▶ _Extracted material_:
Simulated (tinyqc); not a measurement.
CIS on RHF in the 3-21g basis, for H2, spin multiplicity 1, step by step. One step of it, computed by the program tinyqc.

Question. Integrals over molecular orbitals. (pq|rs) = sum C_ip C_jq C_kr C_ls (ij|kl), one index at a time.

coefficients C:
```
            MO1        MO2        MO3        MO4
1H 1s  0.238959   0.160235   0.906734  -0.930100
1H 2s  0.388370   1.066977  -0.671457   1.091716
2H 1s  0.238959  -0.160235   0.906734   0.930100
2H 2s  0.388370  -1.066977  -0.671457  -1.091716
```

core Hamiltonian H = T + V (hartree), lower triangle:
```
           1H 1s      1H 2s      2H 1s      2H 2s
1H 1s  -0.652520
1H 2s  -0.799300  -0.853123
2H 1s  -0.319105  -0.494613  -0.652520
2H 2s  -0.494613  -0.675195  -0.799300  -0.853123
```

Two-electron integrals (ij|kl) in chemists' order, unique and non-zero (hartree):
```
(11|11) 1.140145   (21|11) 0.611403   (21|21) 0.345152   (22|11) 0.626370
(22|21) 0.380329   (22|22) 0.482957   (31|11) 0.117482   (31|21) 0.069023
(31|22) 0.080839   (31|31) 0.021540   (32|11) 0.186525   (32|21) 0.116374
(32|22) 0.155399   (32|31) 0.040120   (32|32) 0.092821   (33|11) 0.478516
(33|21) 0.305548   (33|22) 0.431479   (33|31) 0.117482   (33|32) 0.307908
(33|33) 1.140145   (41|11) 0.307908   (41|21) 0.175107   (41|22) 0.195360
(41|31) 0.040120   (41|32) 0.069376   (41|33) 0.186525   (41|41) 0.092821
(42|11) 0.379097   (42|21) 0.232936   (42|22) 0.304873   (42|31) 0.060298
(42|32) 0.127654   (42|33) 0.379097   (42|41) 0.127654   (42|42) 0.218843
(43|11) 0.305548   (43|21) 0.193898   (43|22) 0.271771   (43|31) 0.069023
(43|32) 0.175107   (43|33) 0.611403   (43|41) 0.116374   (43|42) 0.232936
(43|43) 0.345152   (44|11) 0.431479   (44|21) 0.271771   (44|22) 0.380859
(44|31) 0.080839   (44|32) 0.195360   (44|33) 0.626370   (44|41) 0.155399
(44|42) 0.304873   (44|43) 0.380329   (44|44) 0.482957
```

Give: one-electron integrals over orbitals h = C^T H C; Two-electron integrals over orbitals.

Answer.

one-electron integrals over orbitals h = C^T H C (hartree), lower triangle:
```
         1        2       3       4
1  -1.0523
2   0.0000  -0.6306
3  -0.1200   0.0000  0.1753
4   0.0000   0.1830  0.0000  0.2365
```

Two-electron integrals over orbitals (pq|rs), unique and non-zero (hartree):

▶ _Assigned task_:
All that belongs in the answer is an exact copy of the lines from the start of the records above through the line with "CIS on RHF in".

▶ _Your response_:
Simulated (tinyqc); not a measurement.
CIS on RHF in the 3-21g basis, for H2, spin multiplicity 1, step by step. One step of it, computed by the program tinyqc.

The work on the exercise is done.